# Required action:
Using the entries below, write out the line with "Computed by the", the line with "An n-type layer", and every line in between, exactly as each is written.

# Data:
————————

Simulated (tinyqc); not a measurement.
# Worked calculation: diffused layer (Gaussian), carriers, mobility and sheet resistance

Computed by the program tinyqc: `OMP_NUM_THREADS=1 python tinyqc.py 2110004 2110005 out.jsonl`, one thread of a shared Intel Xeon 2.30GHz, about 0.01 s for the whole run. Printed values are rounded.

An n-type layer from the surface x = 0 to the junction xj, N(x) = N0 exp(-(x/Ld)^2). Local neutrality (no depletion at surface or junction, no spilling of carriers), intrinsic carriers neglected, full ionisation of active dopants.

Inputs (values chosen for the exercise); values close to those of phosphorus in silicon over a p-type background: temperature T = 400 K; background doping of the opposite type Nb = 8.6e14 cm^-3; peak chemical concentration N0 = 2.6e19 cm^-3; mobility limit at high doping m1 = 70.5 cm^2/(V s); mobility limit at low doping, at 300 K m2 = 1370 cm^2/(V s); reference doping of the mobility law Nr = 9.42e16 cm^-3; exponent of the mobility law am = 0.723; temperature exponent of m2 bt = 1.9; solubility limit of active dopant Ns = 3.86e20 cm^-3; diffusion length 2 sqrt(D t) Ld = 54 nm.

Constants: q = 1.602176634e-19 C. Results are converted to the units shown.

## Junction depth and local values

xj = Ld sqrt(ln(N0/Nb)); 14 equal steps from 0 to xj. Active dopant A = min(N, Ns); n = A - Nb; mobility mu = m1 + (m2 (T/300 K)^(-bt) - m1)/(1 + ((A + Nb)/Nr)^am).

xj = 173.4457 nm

————————

# Result:
Computed by the program tinyqc: `OMP_NUM_THREADS=1 python tinyqc.py 2110004 2110005 out.jsonl`, one thread of a shared Intel Xeon 2.30GHz, about 0.01 s for the whole run. Printed values are rounded.

An n-type layer from the surface x = 0 to the junction xj, N(x) = N0 exp(-(x/Ld)^2). Local neutrality (no depletion at surface or junction, no spilling of carriers), intrinsic carriers neglected, full ionisation of active dopants.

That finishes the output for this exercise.